Activity →
Please reproduce the data below exactly, from the first line through the line containing "- method: ONCV", and leave every later line out.

Extracted entries →
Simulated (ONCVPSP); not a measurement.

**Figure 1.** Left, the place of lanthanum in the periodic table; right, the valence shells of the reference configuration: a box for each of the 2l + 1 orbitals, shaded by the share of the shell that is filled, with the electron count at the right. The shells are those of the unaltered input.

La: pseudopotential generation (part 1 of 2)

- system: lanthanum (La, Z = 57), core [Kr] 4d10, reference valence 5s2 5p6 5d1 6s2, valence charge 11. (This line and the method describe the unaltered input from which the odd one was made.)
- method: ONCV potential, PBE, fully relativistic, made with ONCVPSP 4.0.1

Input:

Exercise answer →
Simulated (ONCVPSP); not a measurement.

**Figure 1.** Left, the place of lanthanum in the periodic table; right, the valence shells of the reference configuration: a box for each of the 2l + 1 orbitals, shaded by the share of the shell that is filled, with the electron count at the right. The shells are those of the unaltered input.

La: pseudopotential generation (part 1 of 2)

- system: lanthanum (La, Z = 57), core [Kr] 4d10, reference valence 5s2 5p6 5d1 6s2, valence charge 11. (This line and the method describe the unaltered input from which the odd one was made.)
- method: ONCV potential, PBE, fully relativistic, made with ONCVPSP 4.0.1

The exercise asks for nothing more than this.